▸ WORK ORDER
When you reach the line with "Base system: NaBr" in the listing below, transcribe it and each line after it up to and including the line with "PBE's shift of", exactly and with nothing else.

- Opening Delimiter -

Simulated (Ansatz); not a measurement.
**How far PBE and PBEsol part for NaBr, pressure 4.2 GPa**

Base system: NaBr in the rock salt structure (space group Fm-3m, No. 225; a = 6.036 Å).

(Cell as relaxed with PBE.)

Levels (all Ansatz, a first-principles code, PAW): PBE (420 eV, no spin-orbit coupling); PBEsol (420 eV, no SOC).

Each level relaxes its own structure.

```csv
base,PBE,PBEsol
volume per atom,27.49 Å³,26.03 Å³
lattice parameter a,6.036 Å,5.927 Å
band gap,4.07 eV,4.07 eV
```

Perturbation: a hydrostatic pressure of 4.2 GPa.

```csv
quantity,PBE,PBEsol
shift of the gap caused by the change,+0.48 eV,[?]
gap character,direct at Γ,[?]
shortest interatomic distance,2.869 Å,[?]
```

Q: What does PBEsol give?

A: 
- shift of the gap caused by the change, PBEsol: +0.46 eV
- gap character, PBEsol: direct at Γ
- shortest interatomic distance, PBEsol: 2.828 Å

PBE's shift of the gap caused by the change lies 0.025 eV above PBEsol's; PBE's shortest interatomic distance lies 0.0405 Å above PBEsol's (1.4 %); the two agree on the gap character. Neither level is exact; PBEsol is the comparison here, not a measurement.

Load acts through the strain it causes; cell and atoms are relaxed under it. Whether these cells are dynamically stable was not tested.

- Closing Delimiter -

▸ SOLUTION
Base system: NaBr in the rock salt structure (space group Fm-3m, No. 225; a = 6.036 Å).

(Cell as relaxed with PBE.)

Levels (all Ansatz, a first-principles code, PAW): PBE (420 eV, no spin-orbit coupling); PBEsol (420 eV, no SOC).

Each level relaxes its own structure.

```csv
base,PBE,PBEsol
volume per atom,27.49 Å³,26.03 Å³
lattice parameter a,6.036 Å,5.927 Å
band gap,4.07 eV,4.07 eV
```

Perturbation: a hydrostatic pressure of 4.2 GPa.

```csv
quantity,PBE,PBEsol
shift of the gap caused by the change,+0.48 eV,[?]
gap character,direct at Γ,[?]
shortest interatomic distance,2.869 Å,[?]
```

Q: What does PBEsol give?

A: 
- shift of the gap caused by the change, PBEsol: +0.46 eV
- gap character, PBEsol: direct at Γ
- shortest interatomic distance, PBEsol: 2.828 Å

PBE's shift of the gap caused by the change lies 0.025 eV above PBEsol's; PBE's shortest interatomic distance lies 0.0405 Å above PBEsol's (1.4 %); the two agree on the gap character. Neither level is exact; PBEsol is the comparison here, not a measurement.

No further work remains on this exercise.